### Exercise
Somewhere below, one line contains "eV | (b) | -3.9 |" and a later line contains "Caveats: spin-orbit coupling". Output those two lines and everything between them exactly, and nothing else.

########

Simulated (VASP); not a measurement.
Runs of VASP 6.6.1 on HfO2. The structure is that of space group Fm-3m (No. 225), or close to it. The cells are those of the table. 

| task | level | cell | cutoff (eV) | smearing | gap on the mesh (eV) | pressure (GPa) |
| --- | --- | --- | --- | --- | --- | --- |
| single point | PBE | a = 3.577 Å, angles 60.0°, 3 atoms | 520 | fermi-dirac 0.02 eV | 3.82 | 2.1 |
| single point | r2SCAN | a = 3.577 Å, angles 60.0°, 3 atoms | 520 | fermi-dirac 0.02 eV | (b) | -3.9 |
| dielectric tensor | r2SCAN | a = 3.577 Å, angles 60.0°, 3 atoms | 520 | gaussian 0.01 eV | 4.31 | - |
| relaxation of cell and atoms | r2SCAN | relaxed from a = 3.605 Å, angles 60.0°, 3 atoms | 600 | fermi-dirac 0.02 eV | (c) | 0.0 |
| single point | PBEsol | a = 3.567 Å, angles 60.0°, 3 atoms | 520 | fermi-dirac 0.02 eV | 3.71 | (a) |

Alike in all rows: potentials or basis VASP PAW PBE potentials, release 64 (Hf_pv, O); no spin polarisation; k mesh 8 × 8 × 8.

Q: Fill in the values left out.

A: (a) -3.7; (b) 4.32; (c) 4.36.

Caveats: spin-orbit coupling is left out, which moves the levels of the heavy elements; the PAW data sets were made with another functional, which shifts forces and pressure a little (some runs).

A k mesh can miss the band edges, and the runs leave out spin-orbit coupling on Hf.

########

### Answer section
| single point | r2SCAN | a = 3.577 Å, angles 60.0°, 3 atoms | 520 | fermi-dirac 0.02 eV | (b) | -3.9 |
| dielectric tensor | r2SCAN | a = 3.577 Å, angles 60.0°, 3 atoms | 520 | gaussian 0.01 eV | 4.31 | - |
| relaxation of cell and atoms | r2SCAN | relaxed from a = 3.605 Å, angles 60.0°, 3 atoms | 600 | fermi-dirac 0.02 eV | (c) | 0.0 |
| single point | PBEsol | a = 3.567 Å, angles 60.0°, 3 atoms | 520 | fermi-dirac 0.02 eV | 3.71 | (a) |

Alike in all rows: potentials or basis VASP PAW PBE potentials, release 64 (Hf_pv, O); no spin polarisation; k mesh 8 × 8 × 8.

Q: Fill in the values left out.

A: (a) -3.7; (b) 4.32; (c) 4.36.

Caveats: spin-orbit coupling is left out, which moves the levels of the heavy elements; the PAW data sets were made with another functional, which shifts forces and pressure a little (some runs).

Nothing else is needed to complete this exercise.